# Data excerpts
********

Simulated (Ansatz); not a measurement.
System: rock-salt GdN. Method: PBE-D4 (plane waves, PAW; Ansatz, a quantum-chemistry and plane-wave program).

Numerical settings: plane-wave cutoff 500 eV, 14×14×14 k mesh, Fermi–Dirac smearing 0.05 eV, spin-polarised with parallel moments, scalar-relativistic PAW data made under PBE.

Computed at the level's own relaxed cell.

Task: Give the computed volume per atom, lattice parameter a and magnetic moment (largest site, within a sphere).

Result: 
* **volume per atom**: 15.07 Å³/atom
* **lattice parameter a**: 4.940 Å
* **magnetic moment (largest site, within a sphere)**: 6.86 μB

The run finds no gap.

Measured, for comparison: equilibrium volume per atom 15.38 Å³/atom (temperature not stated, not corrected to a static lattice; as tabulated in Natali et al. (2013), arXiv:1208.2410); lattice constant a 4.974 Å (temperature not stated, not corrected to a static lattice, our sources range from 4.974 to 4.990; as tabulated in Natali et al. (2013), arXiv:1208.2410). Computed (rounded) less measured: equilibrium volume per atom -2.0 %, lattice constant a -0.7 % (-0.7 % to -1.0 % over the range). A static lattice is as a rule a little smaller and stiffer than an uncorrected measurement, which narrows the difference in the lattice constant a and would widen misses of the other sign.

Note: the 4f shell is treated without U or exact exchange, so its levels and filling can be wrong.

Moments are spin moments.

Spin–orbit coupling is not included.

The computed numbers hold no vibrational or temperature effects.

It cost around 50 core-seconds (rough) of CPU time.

********

# Required action
Having output the line that contains "Numerical settings: plane-wave", stop. Every line before it, back to the first line of the data, must be reproduced exactly.

# Solution
Simulated (Ansatz); not a measurement.
System: rock-salt GdN. Method: PBE-D4 (plane waves, PAW; Ansatz, a quantum-chemistry and plane-wave program).

Numerical settings: plane-wave cutoff 500 eV, 14×14×14 k mesh, Fermi–Dirac smearing 0.05 eV, spin-polarised with parallel moments, scalar-relativistic PAW data made under PBE.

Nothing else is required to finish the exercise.